__ASSIGNMENT__
All lines from the first one in the listing below to the one holding "Frames of a", inclusive, are to be copied exactly.

================
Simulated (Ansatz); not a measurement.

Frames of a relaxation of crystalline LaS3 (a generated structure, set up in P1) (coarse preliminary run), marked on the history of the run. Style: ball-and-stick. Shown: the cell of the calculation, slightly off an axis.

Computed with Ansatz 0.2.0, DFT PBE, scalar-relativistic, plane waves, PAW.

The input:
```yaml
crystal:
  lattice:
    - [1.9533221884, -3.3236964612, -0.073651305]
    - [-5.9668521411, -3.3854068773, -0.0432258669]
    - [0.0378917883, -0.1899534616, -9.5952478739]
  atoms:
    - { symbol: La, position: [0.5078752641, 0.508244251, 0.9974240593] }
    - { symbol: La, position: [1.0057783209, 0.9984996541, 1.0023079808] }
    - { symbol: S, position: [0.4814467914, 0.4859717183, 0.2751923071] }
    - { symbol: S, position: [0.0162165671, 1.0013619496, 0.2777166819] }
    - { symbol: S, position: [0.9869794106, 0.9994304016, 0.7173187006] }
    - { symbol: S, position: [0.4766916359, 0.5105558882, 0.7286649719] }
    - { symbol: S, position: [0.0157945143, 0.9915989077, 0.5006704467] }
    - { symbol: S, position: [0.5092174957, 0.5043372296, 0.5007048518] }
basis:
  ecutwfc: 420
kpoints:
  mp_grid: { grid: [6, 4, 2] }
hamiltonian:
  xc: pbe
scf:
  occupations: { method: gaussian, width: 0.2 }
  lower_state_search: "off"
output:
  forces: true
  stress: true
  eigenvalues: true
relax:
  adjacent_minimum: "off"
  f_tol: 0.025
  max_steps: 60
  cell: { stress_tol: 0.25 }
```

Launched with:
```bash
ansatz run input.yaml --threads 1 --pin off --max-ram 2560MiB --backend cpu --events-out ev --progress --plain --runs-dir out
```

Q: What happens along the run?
================

__EXERCISE SOLUTION__
Simulated (Ansatz); not a measurement.

Frames of a relaxation of crystalline LaS3 (a generated structure, set up in P1) (coarse preliminary run), marked on the history of the run. Style: ball-and-stick. Shown: the cell of the calculation, slightly off an axis.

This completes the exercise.